WORK ORDER
Return each line of the material verbatim.

EXTRACTED INFORMATION
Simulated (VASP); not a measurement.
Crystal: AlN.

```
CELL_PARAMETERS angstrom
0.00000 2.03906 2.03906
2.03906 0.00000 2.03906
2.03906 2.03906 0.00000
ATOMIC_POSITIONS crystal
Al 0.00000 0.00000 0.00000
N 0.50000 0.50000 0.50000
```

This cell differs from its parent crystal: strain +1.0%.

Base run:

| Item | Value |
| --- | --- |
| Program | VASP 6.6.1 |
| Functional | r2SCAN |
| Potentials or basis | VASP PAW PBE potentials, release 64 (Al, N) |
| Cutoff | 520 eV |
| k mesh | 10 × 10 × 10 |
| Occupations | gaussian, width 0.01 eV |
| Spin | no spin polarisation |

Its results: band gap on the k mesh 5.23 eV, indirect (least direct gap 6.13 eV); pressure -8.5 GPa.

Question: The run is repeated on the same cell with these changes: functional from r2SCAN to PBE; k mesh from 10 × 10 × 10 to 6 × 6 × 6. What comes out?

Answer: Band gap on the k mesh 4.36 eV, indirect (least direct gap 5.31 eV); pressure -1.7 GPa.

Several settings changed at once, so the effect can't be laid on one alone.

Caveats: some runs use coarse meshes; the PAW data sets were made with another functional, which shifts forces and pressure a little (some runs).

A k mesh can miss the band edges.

WRITTEN RESPONSE
Simulated (VASP); not a measurement.
Crystal: AlN.

```
CELL_PARAMETERS angstrom
0.00000 2.03906 2.03906
2.03906 0.00000 2.03906
2.03906 2.03906 0.00000
ATOMIC_POSITIONS crystal
Al 0.00000 0.00000 0.00000
N 0.50000 0.50000 0.50000
```

This cell differs from its parent crystal: strain +1.0%.

Base run:

| Item | Value |
| --- | --- |
| Program | VASP 6.6.1 |
| Functional | r2SCAN |
| Potentials or basis | VASP PAW PBE potentials, release 64 (Al, N) |
| Cutoff | 520 eV |
| k mesh | 10 × 10 × 10 |
| Occupations | gaussian, width 0.01 eV |
| Spin | no spin polarisation |

Its results: band gap on the k mesh 5.23 eV, indirect (least direct gap 6.13 eV); pressure -8.5 GPa.

Question: The run is repeated on the same cell with these changes: functional from r2SCAN to PBE; k mesh from 10 × 10 × 10 to 6 × 6 × 6. What comes out?

Answer: Band gap on the k mesh 4.36 eV, indirect (least direct gap 5.31 eV); pressure -1.7 GPa.

Several settings changed at once, so the effect can't be laid on one alone.

Caveats: some runs use coarse meshes; the PAW data sets were made with another functional, which shifts forces and pressure a little (some runs).

A k mesh can miss the band edges.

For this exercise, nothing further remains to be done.